• • • •

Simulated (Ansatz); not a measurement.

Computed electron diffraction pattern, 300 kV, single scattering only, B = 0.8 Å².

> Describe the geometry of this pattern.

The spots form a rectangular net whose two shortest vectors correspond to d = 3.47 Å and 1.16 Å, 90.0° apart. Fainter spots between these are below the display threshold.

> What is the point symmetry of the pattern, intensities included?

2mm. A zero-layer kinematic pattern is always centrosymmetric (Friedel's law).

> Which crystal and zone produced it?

• • • •

WORK ITEM:
Every piece of the data must be set down exactly. Omit nothing.

REPLY:
Simulated (Ansatz); not a measurement.

Computed electron diffraction pattern, 300 kV, single scattering only, B = 0.8 Å².

> Describe the geometry of this pattern.

The spots form a rectangular net whose two shortest vectors correspond to d = 3.47 Å and 1.16 Å, 90.0° apart. Fainter spots between these are below the display threshold.

> What is the point symmetry of the pattern, intensities included?

2mm. A zero-layer kinematic pattern is always centrosymmetric (Friedel's law).

> Which crystal and zone produced it?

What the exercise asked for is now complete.